--- Work order ---
Each record must be repeated exactly. None may be dropped.

--- Data extract ---
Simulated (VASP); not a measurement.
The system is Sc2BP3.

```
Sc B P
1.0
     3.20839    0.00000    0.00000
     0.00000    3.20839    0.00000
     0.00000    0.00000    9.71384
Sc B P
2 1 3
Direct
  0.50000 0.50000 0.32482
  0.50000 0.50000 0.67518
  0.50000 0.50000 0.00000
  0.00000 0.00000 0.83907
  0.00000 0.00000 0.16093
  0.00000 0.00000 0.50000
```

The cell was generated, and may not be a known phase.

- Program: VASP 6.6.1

--- Task answer ---
Simulated (VASP); not a measurement.
The system is Sc2BP3.

```
Sc B P
1.0
     3.20839    0.00000    0.00000
     0.00000    3.20839    0.00000
     0.00000    0.00000    9.71384
Sc B P
2 1 3
Direct
  0.50000 0.50000 0.32482
  0.50000 0.50000 0.67518
  0.50000 0.50000 0.00000
  0.00000 0.00000 0.83907
  0.00000 0.00000 0.16093
  0.00000 0.00000 0.50000
```

The cell was generated, and may not be a known phase.

- Program: VASP 6.6.1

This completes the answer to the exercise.